□ □ □ □ □ □ □

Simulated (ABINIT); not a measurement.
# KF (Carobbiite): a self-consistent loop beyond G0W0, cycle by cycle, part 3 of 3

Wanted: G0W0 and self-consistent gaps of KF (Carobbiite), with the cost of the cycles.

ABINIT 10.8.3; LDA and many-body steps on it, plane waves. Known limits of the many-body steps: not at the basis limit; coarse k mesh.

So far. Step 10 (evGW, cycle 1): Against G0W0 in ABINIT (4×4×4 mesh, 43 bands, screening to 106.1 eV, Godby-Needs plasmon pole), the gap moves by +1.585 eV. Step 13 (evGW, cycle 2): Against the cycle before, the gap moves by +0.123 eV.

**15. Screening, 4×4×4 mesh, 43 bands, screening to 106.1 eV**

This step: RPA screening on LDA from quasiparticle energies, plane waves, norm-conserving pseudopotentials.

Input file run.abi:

□ □ □ □ □ □ □

WORK INSTRUCTION> With the line that has "ABINIT 10.8.3; LDA" as the first and the line that has "This step: RPA" as the last, repeat exactly that run of lines above and no more.

TASK ANSWER>
ABINIT 10.8.3; LDA and many-body steps on it, plane waves. Known limits of the many-body steps: not at the basis limit; coarse k mesh.

So far. Step 10 (evGW, cycle 1): Against G0W0 in ABINIT (4×4×4 mesh, 43 bands, screening to 106.1 eV, Godby-Needs plasmon pole), the gap moves by +1.585 eV. Step 13 (evGW, cycle 2): Against the cycle before, the gap moves by +0.123 eV.

**15. Screening, 4×4×4 mesh, 43 bands, screening to 106.1 eV**

This step: RPA screening on LDA from quasiparticle energies, plane waves, norm-conserving pseudopotentials.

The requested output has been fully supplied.